┄┄┄┄┄┄┄┄┄┄┄┄┄┄┄┄┄┄┄┄

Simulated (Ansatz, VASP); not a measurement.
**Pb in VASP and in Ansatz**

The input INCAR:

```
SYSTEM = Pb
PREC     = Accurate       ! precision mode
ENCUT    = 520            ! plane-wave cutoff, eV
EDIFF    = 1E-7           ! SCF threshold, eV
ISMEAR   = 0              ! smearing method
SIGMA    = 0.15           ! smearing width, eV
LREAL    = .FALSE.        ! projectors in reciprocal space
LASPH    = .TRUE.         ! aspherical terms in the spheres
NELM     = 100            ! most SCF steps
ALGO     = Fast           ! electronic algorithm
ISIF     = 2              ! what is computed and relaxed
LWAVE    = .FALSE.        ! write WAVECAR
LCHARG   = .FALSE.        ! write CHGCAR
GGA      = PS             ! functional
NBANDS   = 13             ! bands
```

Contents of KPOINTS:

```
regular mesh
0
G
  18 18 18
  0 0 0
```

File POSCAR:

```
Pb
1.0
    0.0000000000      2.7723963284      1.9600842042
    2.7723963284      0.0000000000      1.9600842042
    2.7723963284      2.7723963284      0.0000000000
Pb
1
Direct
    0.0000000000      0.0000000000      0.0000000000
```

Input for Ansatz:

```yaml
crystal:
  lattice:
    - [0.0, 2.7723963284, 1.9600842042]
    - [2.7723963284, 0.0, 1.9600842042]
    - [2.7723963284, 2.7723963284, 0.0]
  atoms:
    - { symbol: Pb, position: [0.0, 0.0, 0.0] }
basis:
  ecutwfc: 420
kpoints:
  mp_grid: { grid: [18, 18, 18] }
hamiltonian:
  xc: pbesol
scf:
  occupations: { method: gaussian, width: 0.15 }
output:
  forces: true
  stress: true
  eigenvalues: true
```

┄┄┄┄┄┄┄┄┄┄┄┄┄┄┄┄┄┄┄┄

Work item: Give back the whole listing exactly as it reads.

Exercise solution:
Simulated (Ansatz, VASP); not a measurement.
**Pb in VASP and in Ansatz**

The input INCAR:

```
SYSTEM = Pb
PREC     = Accurate       ! precision mode
ENCUT    = 520            ! plane-wave cutoff, eV
EDIFF    = 1E-7           ! SCF threshold, eV
ISMEAR   = 0              ! smearing method
SIGMA    = 0.15           ! smearing width, eV
LREAL    = .FALSE.        ! projectors in reciprocal space
LASPH    = .TRUE.         ! aspherical terms in the spheres
NELM     = 100            ! most SCF steps
ALGO     = Fast           ! electronic algorithm
ISIF     = 2              ! what is computed and relaxed
LWAVE    = .FALSE.        ! write WAVECAR
LCHARG   = .FALSE.        ! write CHGCAR
GGA      = PS             ! functional
NBANDS   = 13             ! bands
```

Contents of KPOINTS:

```
regular mesh
0
G
  18 18 18
  0 0 0
```

File POSCAR:

```
Pb
1.0
    0.0000000000      2.7723963284      1.9600842042
    2.7723963284      0.0000000000      1.9600842042
    2.7723963284      2.7723963284      0.0000000000
Pb
1
Direct
    0.0000000000      0.0000000000      0.0000000000
```

Input for Ansatz:

```yaml
crystal:
  lattice:
    - [0.0, 2.7723963284, 1.9600842042]
    - [2.7723963284, 0.0, 1.9600842042]
    - [2.7723963284, 2.7723963284, 0.0]
  atoms:
    - { symbol: Pb, position: [0.0, 0.0, 0.0] }
basis:
  ecutwfc: 420
kpoints:
  mp_grid: { grid: [18, 18, 18] }
hamiltonian:
  xc: pbesol
scf:
  occupations: { method: gaussian, width: 0.15 }
output:
  forces: true
  stress: true
  eigenvalues: true
```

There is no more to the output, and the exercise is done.